Action item ->
When the line containing "Program: Ansatz 0.2.0." appears in the entries below, begin printing there and stop after the line containing "## 1. The structure to begin with"; print each of those lines exactly and no other line.

Entries supplied ->
▶

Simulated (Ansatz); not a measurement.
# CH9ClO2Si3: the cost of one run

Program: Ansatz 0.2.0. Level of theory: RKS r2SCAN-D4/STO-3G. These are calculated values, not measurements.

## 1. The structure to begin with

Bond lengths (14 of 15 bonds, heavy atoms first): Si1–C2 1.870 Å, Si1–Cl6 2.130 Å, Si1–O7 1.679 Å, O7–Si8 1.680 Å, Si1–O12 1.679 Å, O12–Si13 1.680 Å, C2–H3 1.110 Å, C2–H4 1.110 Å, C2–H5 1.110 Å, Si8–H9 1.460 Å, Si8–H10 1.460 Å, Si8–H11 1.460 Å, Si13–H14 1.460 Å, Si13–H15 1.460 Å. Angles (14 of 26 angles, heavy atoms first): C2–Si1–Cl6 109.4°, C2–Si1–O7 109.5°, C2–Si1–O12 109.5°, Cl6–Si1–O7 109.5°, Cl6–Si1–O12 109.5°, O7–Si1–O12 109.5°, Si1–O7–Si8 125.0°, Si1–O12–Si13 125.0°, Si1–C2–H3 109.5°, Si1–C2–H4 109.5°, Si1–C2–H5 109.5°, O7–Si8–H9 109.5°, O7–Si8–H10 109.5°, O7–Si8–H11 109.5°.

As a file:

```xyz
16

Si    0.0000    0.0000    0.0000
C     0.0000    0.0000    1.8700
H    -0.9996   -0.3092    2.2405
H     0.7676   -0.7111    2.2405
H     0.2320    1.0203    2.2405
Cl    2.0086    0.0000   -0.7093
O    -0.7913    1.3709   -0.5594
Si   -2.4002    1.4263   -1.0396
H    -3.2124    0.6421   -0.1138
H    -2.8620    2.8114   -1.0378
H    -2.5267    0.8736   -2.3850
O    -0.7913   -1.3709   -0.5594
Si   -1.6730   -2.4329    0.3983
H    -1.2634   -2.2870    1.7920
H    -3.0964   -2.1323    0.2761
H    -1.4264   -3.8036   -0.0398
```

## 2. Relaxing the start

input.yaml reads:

◀

Answer space ->
Program: Ansatz 0.2.0. Level of theory: RKS r2SCAN-D4/STO-3G. These are calculated values, not measurements.

## 1. The structure to begin with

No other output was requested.